▶ [EXERCISE] Output, without alteration, the first line of the entries and each line after it, stopping with the line that contains "Program: VASP 6.6.1".

▶ [DATA]
┄┄┄┄┄┄┄┄┄┄

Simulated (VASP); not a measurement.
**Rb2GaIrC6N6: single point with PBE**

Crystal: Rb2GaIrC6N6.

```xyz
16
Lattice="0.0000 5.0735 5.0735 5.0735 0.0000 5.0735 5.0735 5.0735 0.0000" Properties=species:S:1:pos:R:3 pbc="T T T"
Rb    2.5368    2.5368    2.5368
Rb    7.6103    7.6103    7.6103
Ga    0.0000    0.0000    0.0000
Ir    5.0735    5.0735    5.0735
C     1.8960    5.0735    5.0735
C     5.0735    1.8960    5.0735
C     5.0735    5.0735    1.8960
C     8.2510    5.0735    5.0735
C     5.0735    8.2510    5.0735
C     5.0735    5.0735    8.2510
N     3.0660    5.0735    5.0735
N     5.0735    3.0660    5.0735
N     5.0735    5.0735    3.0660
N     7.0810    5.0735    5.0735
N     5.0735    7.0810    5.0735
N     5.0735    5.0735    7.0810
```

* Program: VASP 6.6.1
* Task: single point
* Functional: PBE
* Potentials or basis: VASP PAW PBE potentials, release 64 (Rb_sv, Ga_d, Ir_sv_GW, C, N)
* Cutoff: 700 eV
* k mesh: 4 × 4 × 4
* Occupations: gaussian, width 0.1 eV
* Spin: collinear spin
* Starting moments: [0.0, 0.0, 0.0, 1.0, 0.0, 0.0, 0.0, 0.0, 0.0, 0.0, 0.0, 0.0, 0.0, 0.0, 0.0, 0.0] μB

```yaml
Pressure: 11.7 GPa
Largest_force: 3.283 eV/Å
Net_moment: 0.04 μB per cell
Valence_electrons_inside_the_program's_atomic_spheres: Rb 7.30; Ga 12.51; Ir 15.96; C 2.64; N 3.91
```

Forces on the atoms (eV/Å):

┄┄┄┄┄┄┄┄┄┄

▶ [WRITTEN REPLY]
Simulated (VASP); not a measurement.
**Rb2GaIrC6N6: single point with PBE**

Crystal: Rb2GaIrC6N6.

```xyz
16
Lattice="0.0000 5.0735 5.0735 5.0735 0.0000 5.0735 5.0735 5.0735 0.0000" Properties=species:S:1:pos:R:3 pbc="T T T"
Rb    2.5368    2.5368    2.5368
Rb    7.6103    7.6103    7.6103
Ga    0.0000    0.0000    0.0000
Ir    5.0735    5.0735    5.0735
C     1.8960    5.0735    5.0735
C     5.0735    1.8960    5.0735
C     5.0735    5.0735    1.8960
C     8.2510    5.0735    5.0735
C     5.0735    8.2510    5.0735
C     5.0735    5.0735    8.2510
N     3.0660    5.0735    5.0735
N     5.0735    3.0660    5.0735
N     5.0735    5.0735    3.0660
N     7.0810    5.0735    5.0735
N     5.0735    7.0810    5.0735
N     5.0735    5.0735    7.0810
```

* Program: VASP 6.6.1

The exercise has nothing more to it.